○ ○ ○ ○

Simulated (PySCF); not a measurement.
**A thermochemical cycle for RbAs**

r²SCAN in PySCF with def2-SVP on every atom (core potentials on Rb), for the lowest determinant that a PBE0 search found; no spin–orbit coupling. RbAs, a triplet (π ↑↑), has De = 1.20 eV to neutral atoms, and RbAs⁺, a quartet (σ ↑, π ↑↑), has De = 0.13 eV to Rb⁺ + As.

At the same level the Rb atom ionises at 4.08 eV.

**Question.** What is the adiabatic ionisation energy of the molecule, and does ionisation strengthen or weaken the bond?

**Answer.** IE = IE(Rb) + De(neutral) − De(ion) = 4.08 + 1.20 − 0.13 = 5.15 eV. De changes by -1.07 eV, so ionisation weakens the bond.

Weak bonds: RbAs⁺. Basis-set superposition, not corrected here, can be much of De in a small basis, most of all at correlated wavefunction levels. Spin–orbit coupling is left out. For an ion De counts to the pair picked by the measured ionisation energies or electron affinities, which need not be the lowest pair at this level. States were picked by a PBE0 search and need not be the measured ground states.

○ ○ ○ ○

Assigned task
Of the lines above, output exactly those from the line bearing "r²SCAN in PySCF" through the line bearing "weakens the bond.", inclusive.

Answer space
r²SCAN in PySCF with def2-SVP on every atom (core potentials on Rb), for the lowest determinant that a PBE0 search found; no spin–orbit coupling. RbAs, a triplet (π ↑↑), has De = 1.20 eV to neutral atoms, and RbAs⁺, a quartet (σ ↑, π ↑↑), has De = 0.13 eV to Rb⁺ + As.

At the same level the Rb atom ionises at 4.08 eV.

**Question.** What is the adiabatic ionisation energy of the molecule, and does ionisation strengthen or weaken the bond?

**Answer.** IE = IE(Rb) + De(neutral) − De(ion) = 4.08 + 1.20 − 0.13 = 5.15 eV. De changes by -1.07 eV, so ionisation weakens the bond.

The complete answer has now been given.